### Work instruction
Using the records below, repeat exactly the lines from the one holding "5.74 | 7.62 |" through the one holding "6.19 | 8.53 |", both ends included, and no others.

### Dataset extract
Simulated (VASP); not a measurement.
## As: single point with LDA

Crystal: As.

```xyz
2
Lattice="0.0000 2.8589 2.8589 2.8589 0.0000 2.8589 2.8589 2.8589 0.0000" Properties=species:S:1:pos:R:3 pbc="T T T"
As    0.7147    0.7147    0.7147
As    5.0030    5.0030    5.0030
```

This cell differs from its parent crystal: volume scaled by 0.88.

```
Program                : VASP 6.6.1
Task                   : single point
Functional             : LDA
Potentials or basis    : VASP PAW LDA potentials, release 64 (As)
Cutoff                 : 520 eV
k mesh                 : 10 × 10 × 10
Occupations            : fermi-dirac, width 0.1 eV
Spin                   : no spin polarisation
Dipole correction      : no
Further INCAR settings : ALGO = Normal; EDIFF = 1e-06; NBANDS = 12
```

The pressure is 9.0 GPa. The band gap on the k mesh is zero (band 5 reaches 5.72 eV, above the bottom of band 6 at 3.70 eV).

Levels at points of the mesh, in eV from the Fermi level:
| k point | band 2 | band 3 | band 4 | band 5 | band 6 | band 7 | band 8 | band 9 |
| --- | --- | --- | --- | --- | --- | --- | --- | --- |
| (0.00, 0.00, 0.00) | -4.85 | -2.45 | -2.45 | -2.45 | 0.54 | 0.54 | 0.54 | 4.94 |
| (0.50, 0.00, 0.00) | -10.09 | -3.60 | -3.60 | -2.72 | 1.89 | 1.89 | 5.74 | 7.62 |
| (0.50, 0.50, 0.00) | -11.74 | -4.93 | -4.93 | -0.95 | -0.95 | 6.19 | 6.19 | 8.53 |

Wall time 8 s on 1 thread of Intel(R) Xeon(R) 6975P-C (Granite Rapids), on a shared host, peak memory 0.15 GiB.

### Written response
| (0.50, 0.00, 0.00) | -10.09 | -3.60 | -3.60 | -2.72 | 1.89 | 1.89 | 5.74 | 7.62 |
| (0.50, 0.50, 0.00) | -11.74 | -4.93 | -4.93 | -0.95 | -0.95 | 6.19 | 6.19 | 8.53 |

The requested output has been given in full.